┌──
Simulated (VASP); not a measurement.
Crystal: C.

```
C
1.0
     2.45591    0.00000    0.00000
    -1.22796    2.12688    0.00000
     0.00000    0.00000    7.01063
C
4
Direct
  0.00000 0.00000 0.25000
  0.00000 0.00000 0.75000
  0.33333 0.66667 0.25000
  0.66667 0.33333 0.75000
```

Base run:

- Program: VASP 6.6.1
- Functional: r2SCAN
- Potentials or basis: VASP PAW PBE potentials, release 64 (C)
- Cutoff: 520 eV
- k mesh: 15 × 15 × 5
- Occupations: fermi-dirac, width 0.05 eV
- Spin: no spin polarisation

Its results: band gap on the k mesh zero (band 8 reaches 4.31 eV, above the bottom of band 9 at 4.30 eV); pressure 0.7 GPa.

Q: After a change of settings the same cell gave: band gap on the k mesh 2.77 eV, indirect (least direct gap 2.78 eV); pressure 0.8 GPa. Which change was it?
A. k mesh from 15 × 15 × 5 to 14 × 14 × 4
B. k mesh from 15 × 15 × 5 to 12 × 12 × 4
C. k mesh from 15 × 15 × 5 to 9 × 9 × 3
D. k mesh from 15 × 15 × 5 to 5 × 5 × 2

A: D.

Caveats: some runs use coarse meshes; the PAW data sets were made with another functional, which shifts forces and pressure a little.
└──

Requirement => Once you find the line with "- k mesh: 15 × 15 × 5" above, print it and every line after it up to and including the line with "A. k mesh from 15 × 15 × 5 to 14 × 14 × 4", exactly as written and nothing else.

Answer area =>
- k mesh: 15 × 15 × 5
- Occupations: fermi-dirac, width 0.05 eV
- Spin: no spin polarisation

Its results: band gap on the k mesh zero (band 8 reaches 4.31 eV, above the bottom of band 9 at 4.30 eV); pressure 0.7 GPa.

Q: After a change of settings the same cell gave: band gap on the k mesh 2.77 eV, indirect (least direct gap 2.78 eV); pressure 0.8 GPa. Which change was it?
A. k mesh from 15 × 15 × 5 to 14 × 14 × 4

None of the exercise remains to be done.